*TASK ITEM*: Print the records below word for word, beginning with the first line and ending once the line containing "A ball-and-stick rendering, viewed" is printed.

*EXTRACTED ENTRIES*:
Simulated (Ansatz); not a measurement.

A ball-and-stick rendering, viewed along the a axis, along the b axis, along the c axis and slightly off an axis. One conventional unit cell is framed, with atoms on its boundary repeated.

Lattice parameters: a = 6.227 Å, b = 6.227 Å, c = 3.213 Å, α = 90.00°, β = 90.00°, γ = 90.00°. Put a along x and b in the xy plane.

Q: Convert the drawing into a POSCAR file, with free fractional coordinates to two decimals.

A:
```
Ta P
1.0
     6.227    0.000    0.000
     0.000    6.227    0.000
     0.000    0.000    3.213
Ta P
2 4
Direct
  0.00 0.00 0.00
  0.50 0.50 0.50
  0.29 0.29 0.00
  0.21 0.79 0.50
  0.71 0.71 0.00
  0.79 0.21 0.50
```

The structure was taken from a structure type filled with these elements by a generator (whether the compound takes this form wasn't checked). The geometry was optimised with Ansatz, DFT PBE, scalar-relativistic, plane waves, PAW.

*WRITTEN RESPONSE*:
Simulated (Ansatz); not a measurement.

A ball-and-stick rendering, viewed along the a axis, along the b axis, along the c axis and slightly off an axis. One conventional unit cell is framed, with atoms on its boundary repeated.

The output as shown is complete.